**DATA RECORDS**.
----------

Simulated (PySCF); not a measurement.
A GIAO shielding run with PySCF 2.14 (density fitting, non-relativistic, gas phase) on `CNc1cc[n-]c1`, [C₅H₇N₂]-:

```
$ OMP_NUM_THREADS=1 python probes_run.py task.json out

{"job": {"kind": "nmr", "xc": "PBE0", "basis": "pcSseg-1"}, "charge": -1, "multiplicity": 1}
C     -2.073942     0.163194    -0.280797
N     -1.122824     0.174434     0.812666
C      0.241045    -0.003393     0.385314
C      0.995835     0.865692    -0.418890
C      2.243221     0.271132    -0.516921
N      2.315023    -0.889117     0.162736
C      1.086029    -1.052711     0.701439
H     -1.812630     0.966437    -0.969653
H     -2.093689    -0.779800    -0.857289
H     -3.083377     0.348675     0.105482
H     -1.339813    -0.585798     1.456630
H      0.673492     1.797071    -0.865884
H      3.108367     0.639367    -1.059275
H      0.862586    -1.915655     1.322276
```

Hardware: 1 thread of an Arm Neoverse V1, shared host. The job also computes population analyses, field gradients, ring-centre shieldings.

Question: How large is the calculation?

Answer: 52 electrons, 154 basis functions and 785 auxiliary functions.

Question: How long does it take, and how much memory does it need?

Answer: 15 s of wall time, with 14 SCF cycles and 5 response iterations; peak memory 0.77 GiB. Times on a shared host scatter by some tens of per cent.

----------

**WORK ORDER**.
From the data above, output exactly the lines between the one containing "A GIAO shielding" and the one containing "Question: How long", counting both of them.

**PROBLEM SOLUTION**.
A GIAO shielding run with PySCF 2.14 (density fitting, non-relativistic, gas phase) on `CNc1cc[n-]c1`, [C₅H₇N₂]-:

```
$ OMP_NUM_THREADS=1 python probes_run.py task.json out

{"job": {"kind": "nmr", "xc": "PBE0", "basis": "pcSseg-1"}, "charge": -1, "multiplicity": 1}
C     -2.073942     0.163194    -0.280797
N     -1.122824     0.174434     0.812666
C      0.241045    -0.003393     0.385314
C      0.995835     0.865692    -0.418890
C      2.243221     0.271132    -0.516921
N      2.315023    -0.889117     0.162736
C      1.086029    -1.052711     0.701439
H     -1.812630     0.966437    -0.969653
H     -2.093689    -0.779800    -0.857289
H     -3.083377     0.348675     0.105482
H     -1.339813    -0.585798     1.456630
H      0.673492     1.797071    -0.865884
H      3.108367     0.639367    -1.059275
H      0.862586    -1.915655     1.322276
```

Hardware: 1 thread of an Arm Neoverse V1, shared host. The job also computes population analyses, field gradients, ring-centre shieldings.

Question: How large is the calculation?

Answer: 52 electrons, 154 basis functions and 785 auxiliary functions.

Question: How long does it take, and how much memory does it need?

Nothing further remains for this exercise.